Activity:
Only an exact copy of the records below will serve as the answer.

[[ Extracted data open ]]
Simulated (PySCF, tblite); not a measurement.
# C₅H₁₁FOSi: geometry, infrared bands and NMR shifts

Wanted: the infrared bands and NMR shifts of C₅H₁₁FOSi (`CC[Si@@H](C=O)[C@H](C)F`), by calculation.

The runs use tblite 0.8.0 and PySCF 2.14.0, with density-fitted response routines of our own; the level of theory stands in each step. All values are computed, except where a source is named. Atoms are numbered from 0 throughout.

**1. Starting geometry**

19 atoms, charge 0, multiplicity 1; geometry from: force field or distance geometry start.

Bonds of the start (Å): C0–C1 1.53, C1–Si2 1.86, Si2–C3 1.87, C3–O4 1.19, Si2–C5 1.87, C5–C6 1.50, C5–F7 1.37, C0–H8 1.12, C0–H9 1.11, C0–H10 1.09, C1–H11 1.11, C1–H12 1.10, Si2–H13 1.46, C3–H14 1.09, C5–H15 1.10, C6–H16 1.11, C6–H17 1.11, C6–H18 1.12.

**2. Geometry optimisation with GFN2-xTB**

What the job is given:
[[ Extracted data closed ]]

Answer space:
Simulated (PySCF, tblite); not a measurement.
# C₅H₁₁FOSi: geometry, infrared bands and NMR shifts

Wanted: the infrared bands and NMR shifts of C₅H₁₁FOSi (`CC[Si@@H](C=O)[C@H](C)F`), by calculation.

The runs use tblite 0.8.0 and PySCF 2.14.0, with density-fitted response routines of our own; the level of theory stands in each step. All values are computed, except where a source is named. Atoms are numbered from 0 throughout.

**1. Starting geometry**

19 atoms, charge 0, multiplicity 1; geometry from: force field or distance geometry start.

Bonds of the start (Å): C0–C1 1.53, C1–Si2 1.86, Si2–C3 1.87, C3–O4 1.19, Si2–C5 1.87, C5–C6 1.50, C5–F7 1.37, C0–H8 1.12, C0–H9 1.11, C0–H10 1.09, C1–H11 1.11, C1–H12 1.10, Si2–H13 1.46, C3–H14 1.09, C5–H15 1.10, C6–H16 1.11, C6–H17 1.11, C6–H18 1.12.

**2. Geometry optimisation with GFN2-xTB**

What the job is given:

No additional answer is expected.